[Opening Material supplied section]

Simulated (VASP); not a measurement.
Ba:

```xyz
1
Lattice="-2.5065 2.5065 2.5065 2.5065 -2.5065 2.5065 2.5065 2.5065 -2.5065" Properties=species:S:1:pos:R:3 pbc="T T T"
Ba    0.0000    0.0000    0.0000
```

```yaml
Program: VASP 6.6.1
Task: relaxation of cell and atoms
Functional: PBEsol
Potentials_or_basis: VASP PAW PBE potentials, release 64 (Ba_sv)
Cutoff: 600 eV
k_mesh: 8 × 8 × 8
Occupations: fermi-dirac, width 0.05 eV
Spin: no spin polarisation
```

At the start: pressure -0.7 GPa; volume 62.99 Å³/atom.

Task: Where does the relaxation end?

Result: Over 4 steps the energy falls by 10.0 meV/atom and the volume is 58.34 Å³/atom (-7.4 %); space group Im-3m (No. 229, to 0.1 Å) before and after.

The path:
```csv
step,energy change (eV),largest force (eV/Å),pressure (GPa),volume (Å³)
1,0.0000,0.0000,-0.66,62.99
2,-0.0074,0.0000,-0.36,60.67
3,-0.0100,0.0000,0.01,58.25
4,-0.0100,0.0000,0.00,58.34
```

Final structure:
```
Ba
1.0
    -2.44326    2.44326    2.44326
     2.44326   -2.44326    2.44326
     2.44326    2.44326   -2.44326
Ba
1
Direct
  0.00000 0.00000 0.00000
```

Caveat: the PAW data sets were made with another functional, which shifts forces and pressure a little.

[Closing Material supplied section]

→ **Action item**: The required output is the entries from their opening line through the line holding "Task: Where does the relaxation end?", repeated exactly, with both end lines kept.

→ **Answer box**:
Simulated (VASP); not a measurement.
Ba:

```xyz
1
Lattice="-2.5065 2.5065 2.5065 2.5065 -2.5065 2.5065 2.5065 2.5065 -2.5065" Properties=species:S:1:pos:R:3 pbc="T T T"
Ba    0.0000    0.0000    0.0000
```

```yaml
Program: VASP 6.6.1
Task: relaxation of cell and atoms
Functional: PBEsol
Potentials_or_basis: VASP PAW PBE potentials, release 64 (Ba_sv)
Cutoff: 600 eV
k_mesh: 8 × 8 × 8
Occupations: fermi-dirac, width 0.05 eV
Spin: no spin polarisation
```

At the start: pressure -0.7 GPa; volume 62.99 Å³/atom.

Task: Where does the relaxation end?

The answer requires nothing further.